-------------------------

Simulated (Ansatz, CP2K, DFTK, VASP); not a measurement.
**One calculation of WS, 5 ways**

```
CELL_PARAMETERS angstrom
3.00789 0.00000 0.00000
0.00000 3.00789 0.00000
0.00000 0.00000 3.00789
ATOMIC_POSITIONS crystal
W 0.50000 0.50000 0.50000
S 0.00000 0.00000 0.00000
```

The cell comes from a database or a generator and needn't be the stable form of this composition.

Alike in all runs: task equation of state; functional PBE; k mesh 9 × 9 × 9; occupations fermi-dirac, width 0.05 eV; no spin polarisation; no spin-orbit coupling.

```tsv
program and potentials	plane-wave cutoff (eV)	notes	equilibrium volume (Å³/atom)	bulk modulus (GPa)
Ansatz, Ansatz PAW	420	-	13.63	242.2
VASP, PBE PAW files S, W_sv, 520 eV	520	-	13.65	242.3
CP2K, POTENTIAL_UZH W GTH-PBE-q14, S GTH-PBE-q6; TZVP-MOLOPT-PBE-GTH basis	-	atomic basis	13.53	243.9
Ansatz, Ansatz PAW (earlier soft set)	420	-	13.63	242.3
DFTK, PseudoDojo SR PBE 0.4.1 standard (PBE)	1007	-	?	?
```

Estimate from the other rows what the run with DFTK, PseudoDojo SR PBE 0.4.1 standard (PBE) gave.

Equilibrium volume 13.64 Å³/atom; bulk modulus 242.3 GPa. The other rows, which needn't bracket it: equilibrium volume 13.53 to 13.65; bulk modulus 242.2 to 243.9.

-------------------------

Activity: Output the records above exactly, from their first line through the line that contains "Estimate from the", and add nothing.

Task solution:
Simulated (Ansatz, CP2K, DFTK, VASP); not a measurement.
**One calculation of WS, 5 ways**

```
CELL_PARAMETERS angstrom
3.00789 0.00000 0.00000
0.00000 3.00789 0.00000
0.00000 0.00000 3.00789
ATOMIC_POSITIONS crystal
W 0.50000 0.50000 0.50000
S 0.00000 0.00000 0.00000
```

The cell comes from a database or a generator and needn't be the stable form of this composition.

Alike in all runs: task equation of state; functional PBE; k mesh 9 × 9 × 9; occupations fermi-dirac, width 0.05 eV; no spin polarisation; no spin-orbit coupling.

```tsv
program and potentials	plane-wave cutoff (eV)	notes	equilibrium volume (Å³/atom)	bulk modulus (GPa)
Ansatz, Ansatz PAW	420	-	13.63	242.2
VASP, PBE PAW files S, W_sv, 520 eV	520	-	13.65	242.3
CP2K, POTENTIAL_UZH W GTH-PBE-q14, S GTH-PBE-q6; TZVP-MOLOPT-PBE-GTH basis	-	atomic basis	13.53	243.9
Ansatz, Ansatz PAW (earlier soft set)	420	-	13.63	242.3
DFTK, PseudoDojo SR PBE 0.4.1 standard (PBE)	1007	-	?	?
```

Estimate from the other rows what the run with DFTK, PseudoDojo SR PBE 0.4.1 standard (PBE) gave.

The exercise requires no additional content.